Provided data:
BEGIN
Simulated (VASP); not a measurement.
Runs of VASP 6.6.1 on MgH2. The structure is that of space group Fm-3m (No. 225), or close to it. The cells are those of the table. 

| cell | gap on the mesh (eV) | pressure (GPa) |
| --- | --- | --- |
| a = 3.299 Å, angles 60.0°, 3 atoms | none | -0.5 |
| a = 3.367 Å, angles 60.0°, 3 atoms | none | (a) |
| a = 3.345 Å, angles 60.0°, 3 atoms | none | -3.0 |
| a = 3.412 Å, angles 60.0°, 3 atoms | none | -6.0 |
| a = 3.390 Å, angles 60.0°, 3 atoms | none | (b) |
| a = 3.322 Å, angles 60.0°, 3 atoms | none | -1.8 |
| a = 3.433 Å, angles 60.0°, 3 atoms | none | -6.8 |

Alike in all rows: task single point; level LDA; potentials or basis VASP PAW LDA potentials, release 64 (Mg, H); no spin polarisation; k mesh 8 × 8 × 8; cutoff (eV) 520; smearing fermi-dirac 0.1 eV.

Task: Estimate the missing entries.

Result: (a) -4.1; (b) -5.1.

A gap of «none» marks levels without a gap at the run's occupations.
END

Work item: Look at the material above and copy, word for word, its lines from the first through the one containing "none | -3.0 |".

Task response:
Simulated (VASP); not a measurement.
Runs of VASP 6.6.1 on MgH2. The structure is that of space group Fm-3m (No. 225), or close to it. The cells are those of the table. 

| cell | gap on the mesh (eV) | pressure (GPa) |
| --- | --- | --- |
| a = 3.299 Å, angles 60.0°, 3 atoms | none | -0.5 |
| a = 3.367 Å, angles 60.0°, 3 atoms | none | (a) |
| a = 3.345 Å, angles 60.0°, 3 atoms | none | -3.0 |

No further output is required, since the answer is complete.